Set down each line from the start of the material exactly, please, up to and including the one that contains "Method: PBEsol/PAW in".

BEGIN DATA RECORDS
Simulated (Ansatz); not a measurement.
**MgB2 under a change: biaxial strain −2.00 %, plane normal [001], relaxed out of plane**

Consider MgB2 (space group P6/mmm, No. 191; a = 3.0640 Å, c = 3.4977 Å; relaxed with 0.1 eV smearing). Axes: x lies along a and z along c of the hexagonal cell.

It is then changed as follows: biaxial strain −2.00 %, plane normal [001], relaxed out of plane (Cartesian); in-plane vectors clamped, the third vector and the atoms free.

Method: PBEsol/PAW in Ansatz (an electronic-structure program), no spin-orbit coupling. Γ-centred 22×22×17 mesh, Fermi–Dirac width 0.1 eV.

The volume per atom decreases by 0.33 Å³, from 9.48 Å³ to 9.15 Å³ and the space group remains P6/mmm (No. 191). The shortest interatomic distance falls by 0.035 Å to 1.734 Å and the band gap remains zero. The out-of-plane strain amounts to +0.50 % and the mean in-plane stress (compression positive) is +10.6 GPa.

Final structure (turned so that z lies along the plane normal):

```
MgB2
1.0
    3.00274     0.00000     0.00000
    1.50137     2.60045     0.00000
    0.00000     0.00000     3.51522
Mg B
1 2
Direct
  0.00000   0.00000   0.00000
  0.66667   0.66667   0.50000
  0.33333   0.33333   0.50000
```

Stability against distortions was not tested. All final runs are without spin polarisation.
END DATA RECORDS

YOUR RESPONSE:
Simulated (Ansatz); not a measurement.
**MgB2 under a change: biaxial strain −2.00 %, plane normal [001], relaxed out of plane**

Consider MgB2 (space group P6/mmm, No. 191; a = 3.0640 Å, c = 3.4977 Å; relaxed with 0.1 eV smearing). Axes: x lies along a and z along c of the hexagonal cell.

It is then changed as follows: biaxial strain −2.00 %, plane normal [001], relaxed out of plane (Cartesian); in-plane vectors clamped, the third vector and the atoms free.

Method: PBEsol/PAW in Ansatz (an electronic-structure program), no spin-orbit coupling. Γ-centred 22×22×17 mesh, Fermi–Dirac width 0.1 eV.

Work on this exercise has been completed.